LISTED ENTRIES>
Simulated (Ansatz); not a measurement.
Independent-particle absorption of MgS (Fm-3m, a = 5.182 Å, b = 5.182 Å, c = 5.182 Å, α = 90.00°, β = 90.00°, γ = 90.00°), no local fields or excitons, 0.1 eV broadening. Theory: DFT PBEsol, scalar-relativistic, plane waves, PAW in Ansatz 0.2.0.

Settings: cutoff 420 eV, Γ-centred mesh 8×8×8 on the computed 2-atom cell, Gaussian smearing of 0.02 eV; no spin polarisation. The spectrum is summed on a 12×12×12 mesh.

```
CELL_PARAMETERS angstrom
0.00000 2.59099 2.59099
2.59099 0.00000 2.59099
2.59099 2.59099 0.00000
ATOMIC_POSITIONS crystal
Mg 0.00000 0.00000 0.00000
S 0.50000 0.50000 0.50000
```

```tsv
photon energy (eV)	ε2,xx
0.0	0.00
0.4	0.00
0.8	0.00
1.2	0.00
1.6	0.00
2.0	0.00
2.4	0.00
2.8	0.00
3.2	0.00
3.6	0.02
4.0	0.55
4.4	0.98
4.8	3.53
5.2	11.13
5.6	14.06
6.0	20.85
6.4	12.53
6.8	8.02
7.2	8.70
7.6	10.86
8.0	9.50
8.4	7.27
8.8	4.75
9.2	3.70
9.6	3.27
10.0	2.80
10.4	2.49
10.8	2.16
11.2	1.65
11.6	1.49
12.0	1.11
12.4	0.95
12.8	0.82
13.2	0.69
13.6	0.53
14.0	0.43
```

ASSIGNED TASK>
Nothing in the records above may be left out; repeat them exactly.

REPLY>
Simulated (Ansatz); not a measurement.
Independent-particle absorption of MgS (Fm-3m, a = 5.182 Å, b = 5.182 Å, c = 5.182 Å, α = 90.00°, β = 90.00°, γ = 90.00°), no local fields or excitons, 0.1 eV broadening. Theory: DFT PBEsol, scalar-relativistic, plane waves, PAW in Ansatz 0.2.0.

Settings: cutoff 420 eV, Γ-centred mesh 8×8×8 on the computed 2-atom cell, Gaussian smearing of 0.02 eV; no spin polarisation. The spectrum is summed on a 12×12×12 mesh.

```
CELL_PARAMETERS angstrom
0.00000 2.59099 2.59099
2.59099 0.00000 2.59099
2.59099 2.59099 0.00000
ATOMIC_POSITIONS crystal
Mg 0.00000 0.00000 0.00000
S 0.50000 0.50000 0.50000
```

```tsv
photon energy (eV)	ε2,xx
0.0	0.00
0.4	0.00
0.8	0.00
1.2	0.00
1.6	0.00
2.0	0.00
2.4	0.00
2.8	0.00
3.2	0.00
3.6	0.02
4.0	0.55
4.4	0.98
4.8	3.53
5.2	11.13
5.6	14.06
6.0	20.85
6.4	12.53
6.8	8.02
7.2	8.70
7.6	10.86
8.0	9.50
8.4	7.27
8.8	4.75
9.2	3.70
9.6	3.27
10.0	2.80
10.4	2.49
10.8	2.16
11.2	1.65
11.6	1.49
12.0	1.11
12.4	0.95
12.8	0.82
13.2	0.69
13.6	0.53
14.0	0.43
```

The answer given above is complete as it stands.